Start of Block

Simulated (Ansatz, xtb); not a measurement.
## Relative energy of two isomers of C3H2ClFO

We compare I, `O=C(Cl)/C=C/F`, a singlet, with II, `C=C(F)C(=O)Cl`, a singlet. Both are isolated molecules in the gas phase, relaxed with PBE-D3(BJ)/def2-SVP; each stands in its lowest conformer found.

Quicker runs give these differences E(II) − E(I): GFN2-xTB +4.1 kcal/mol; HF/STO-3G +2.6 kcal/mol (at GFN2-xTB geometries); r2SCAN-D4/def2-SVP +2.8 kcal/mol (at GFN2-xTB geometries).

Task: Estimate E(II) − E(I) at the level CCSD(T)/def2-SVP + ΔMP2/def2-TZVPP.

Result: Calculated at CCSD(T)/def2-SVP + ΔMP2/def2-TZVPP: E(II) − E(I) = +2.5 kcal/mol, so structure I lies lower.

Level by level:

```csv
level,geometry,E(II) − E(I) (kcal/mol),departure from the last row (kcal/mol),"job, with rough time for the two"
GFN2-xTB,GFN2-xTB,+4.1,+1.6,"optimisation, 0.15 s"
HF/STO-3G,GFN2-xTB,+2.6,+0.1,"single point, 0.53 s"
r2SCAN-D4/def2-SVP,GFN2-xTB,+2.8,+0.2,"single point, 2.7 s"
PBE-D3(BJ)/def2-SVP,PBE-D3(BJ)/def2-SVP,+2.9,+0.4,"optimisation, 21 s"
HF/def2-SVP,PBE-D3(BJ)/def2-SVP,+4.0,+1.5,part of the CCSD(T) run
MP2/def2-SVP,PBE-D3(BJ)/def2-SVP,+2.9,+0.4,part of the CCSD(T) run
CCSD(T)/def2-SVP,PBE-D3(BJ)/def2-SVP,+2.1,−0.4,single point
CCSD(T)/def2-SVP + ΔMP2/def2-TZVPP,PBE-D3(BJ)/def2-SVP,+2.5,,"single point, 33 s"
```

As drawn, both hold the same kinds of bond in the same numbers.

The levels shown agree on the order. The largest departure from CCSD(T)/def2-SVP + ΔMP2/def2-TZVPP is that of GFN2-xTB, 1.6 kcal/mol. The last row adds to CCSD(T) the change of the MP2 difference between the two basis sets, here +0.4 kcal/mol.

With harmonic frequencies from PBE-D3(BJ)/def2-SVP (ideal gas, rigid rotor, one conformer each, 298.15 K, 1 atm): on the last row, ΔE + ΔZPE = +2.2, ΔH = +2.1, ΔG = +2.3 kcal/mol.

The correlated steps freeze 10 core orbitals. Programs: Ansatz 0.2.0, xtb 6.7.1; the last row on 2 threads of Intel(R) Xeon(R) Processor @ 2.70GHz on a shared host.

End of Block

• [WORK INSTRUCTION] What is needed is an exact copy of the entries above, from the first line through the line holding "As drawn, both", with both of those lines kept; please give nothing else.

• [PROBLEM SOLUTION]
Simulated (Ansatz, xtb); not a measurement.
## Relative energy of two isomers of C3H2ClFO

We compare I, `O=C(Cl)/C=C/F`, a singlet, with II, `C=C(F)C(=O)Cl`, a singlet. Both are isolated molecules in the gas phase, relaxed with PBE-D3(BJ)/def2-SVP; each stands in its lowest conformer found.

Quicker runs give these differences E(II) − E(I): GFN2-xTB +4.1 kcal/mol; HF/STO-3G +2.6 kcal/mol (at GFN2-xTB geometries); r2SCAN-D4/def2-SVP +2.8 kcal/mol (at GFN2-xTB geometries).

Task: Estimate E(II) − E(I) at the level CCSD(T)/def2-SVP + ΔMP2/def2-TZVPP.

Result: Calculated at CCSD(T)/def2-SVP + ΔMP2/def2-TZVPP: E(II) − E(I) = +2.5 kcal/mol, so structure I lies lower.

Level by level:

```csv
level,geometry,E(II) − E(I) (kcal/mol),departure from the last row (kcal/mol),"job, with rough time for the two"
GFN2-xTB,GFN2-xTB,+4.1,+1.6,"optimisation, 0.15 s"
HF/STO-3G,GFN2-xTB,+2.6,+0.1,"single point, 0.53 s"
r2SCAN-D4/def2-SVP,GFN2-xTB,+2.8,+0.2,"single point, 2.7 s"
PBE-D3(BJ)/def2-SVP,PBE-D3(BJ)/def2-SVP,+2.9,+0.4,"optimisation, 21 s"
HF/def2-SVP,PBE-D3(BJ)/def2-SVP,+4.0,+1.5,part of the CCSD(T) run
MP2/def2-SVP,PBE-D3(BJ)/def2-SVP,+2.9,+0.4,part of the CCSD(T) run
CCSD(T)/def2-SVP,PBE-D3(BJ)/def2-SVP,+2.1,−0.4,single point
CCSD(T)/def2-SVP + ΔMP2/def2-TZVPP,PBE-D3(BJ)/def2-SVP,+2.5,,"single point, 33 s"
```

As drawn, both hold the same kinds of bond in the same numbers.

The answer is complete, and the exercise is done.